TASK ITEM
Using the entries below, write out the line with "The yardstick, on", the line with "- method: Kohn-Sham", and every line in between, exactly as each is written.

INFORMATION GIVEN
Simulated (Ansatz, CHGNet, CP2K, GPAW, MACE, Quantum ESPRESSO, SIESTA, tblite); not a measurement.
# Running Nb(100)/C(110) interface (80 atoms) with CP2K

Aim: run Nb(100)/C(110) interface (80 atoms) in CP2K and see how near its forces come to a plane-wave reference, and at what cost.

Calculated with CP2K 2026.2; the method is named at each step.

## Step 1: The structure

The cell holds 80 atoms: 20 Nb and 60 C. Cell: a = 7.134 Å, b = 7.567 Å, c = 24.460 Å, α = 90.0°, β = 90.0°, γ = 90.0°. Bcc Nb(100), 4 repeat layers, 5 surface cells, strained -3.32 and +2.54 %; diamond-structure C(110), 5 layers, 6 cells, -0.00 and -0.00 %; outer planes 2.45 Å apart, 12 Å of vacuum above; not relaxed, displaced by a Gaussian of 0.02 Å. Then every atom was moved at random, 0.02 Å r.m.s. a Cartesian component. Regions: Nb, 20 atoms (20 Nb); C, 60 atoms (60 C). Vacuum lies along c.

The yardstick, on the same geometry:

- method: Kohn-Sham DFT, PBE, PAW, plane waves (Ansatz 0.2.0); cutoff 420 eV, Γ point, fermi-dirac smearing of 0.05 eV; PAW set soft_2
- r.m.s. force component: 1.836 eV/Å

TASK OUTPUT
The yardstick, on the same geometry:

- method: Kohn-Sham DFT, PBE, PAW, plane waves (Ansatz 0.2.0); cutoff 420 eV, Γ point, fermi-dirac smearing of 0.05 eV; PAW set soft_2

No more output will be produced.